» **ASSIGNED TASK**
Please retype the listing below exactly, from its opening line through the line where "What does one-electron" appears.

------------
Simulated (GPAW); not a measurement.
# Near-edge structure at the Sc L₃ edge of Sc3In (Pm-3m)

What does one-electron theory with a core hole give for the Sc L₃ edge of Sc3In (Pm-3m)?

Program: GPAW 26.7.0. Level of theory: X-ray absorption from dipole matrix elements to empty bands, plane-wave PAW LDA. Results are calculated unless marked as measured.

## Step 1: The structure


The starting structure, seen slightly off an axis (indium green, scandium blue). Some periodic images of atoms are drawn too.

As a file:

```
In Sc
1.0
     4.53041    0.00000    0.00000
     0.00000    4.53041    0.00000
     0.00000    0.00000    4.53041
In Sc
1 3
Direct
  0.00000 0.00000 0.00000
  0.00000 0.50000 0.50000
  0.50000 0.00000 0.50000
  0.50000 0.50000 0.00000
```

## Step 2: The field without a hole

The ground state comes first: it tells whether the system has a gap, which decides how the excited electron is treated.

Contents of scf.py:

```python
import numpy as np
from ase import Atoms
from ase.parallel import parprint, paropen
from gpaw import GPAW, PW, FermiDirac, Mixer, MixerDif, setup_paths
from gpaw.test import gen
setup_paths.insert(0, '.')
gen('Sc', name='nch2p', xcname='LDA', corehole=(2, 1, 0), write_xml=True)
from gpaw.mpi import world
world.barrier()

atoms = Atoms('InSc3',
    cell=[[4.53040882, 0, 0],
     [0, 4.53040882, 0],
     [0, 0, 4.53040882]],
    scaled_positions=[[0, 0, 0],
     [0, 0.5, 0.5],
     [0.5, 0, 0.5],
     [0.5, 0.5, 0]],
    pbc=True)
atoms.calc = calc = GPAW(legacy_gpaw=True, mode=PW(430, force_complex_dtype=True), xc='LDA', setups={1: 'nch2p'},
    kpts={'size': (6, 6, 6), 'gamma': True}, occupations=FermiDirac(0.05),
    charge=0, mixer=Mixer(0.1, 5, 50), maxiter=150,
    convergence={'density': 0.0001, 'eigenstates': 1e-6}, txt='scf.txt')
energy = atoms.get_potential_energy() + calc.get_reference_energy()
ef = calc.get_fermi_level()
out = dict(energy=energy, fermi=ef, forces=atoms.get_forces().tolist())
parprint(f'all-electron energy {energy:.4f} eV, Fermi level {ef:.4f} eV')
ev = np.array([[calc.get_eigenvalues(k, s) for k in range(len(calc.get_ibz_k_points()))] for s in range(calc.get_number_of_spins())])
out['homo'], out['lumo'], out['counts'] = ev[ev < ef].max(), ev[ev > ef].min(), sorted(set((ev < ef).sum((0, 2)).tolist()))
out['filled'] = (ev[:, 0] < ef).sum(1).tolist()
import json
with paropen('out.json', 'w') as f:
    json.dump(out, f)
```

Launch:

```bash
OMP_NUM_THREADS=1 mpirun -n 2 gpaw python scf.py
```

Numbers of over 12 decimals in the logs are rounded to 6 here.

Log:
------------

» **ANSWER BOX**
Simulated (GPAW); not a measurement.
# Near-edge structure at the Sc L₃ edge of Sc3In (Pm-3m)

What does one-electron theory with a core hole give for the Sc L₃ edge of Sc3In (Pm-3m)?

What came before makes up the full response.